> SOURCE MATERIAL
========================================
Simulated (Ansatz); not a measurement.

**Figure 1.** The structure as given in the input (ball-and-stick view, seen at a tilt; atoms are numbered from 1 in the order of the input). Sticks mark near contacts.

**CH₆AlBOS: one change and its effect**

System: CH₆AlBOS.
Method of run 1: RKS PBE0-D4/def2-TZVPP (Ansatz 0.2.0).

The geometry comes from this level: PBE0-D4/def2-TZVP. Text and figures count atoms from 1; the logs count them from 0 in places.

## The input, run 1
========================================

> EXERCISE
Output the entries above in their entirety, exactly as written.

> REPLY
Simulated (Ansatz); not a measurement.

**Figure 1.** The structure as given in the input (ball-and-stick view, seen at a tilt; atoms are numbered from 1 in the order of the input). Sticks mark near contacts.

**CH₆AlBOS: one change and its effect**

System: CH₆AlBOS.
Method of run 1: RKS PBE0-D4/def2-TZVPP (Ansatz 0.2.0).

The geometry comes from this level: PBE0-D4/def2-TZVP. Text and figures count atoms from 1; the logs count them from 0 in places.

## The input, run 1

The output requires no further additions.